WORK TASK —
Starting at the top of the entries below, print each line exactly until the line with "MP2 underrates the" has been printed too.

+++ DATASET ENTRIES

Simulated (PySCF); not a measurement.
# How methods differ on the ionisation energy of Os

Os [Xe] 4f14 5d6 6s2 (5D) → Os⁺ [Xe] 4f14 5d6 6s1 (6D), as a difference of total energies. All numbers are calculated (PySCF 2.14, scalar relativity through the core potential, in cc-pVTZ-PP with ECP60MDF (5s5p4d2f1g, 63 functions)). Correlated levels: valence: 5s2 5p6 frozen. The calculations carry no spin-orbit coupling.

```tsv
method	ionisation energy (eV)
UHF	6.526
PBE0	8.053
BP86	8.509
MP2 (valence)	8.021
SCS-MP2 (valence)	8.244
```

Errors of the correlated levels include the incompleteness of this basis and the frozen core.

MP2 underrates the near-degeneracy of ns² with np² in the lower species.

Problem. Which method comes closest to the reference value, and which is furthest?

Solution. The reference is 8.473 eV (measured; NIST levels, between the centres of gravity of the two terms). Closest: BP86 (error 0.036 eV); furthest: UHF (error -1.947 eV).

++++++

EXERCISE SOLUTION —
Simulated (PySCF); not a measurement.
# How methods differ on the ionisation energy of Os

Os [Xe] 4f14 5d6 6s2 (5D) → Os⁺ [Xe] 4f14 5d6 6s1 (6D), as a difference of total energies. All numbers are calculated (PySCF 2.14, scalar relativity through the core potential, in cc-pVTZ-PP with ECP60MDF (5s5p4d2f1g, 63 functions)). Correlated levels: valence: 5s2 5p6 frozen. The calculations carry no spin-orbit coupling.

```tsv
method	ionisation energy (eV)
UHF	6.526
PBE0	8.053
BP86	8.509
MP2 (valence)	8.021
SCS-MP2 (valence)	8.244
```

Errors of the correlated levels include the incompleteness of this basis and the frozen core.

MP2 underrates the near-degeneracy of ns² with np² in the lower species.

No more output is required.